[[ EXCERPTED DATA open ]]
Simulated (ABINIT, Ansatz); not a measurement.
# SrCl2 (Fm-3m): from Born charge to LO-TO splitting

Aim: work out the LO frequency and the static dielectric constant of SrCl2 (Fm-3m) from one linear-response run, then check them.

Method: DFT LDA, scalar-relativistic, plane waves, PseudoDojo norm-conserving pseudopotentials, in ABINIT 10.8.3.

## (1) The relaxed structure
[[ EXCERPTED DATA closed ]]

What you need to do is retype all the entries exactly as written.

Simulated (ABINIT, Ansatz); not a measurement.
# SrCl2 (Fm-3m): from Born charge to LO-TO splitting

Aim: work out the LO frequency and the static dielectric constant of SrCl2 (Fm-3m) from one linear-response run, then check them.

Method: DFT LDA, scalar-relativistic, plane waves, PseudoDojo norm-conserving pseudopotentials, in ABINIT 10.8.3.

## (1) The relaxed structure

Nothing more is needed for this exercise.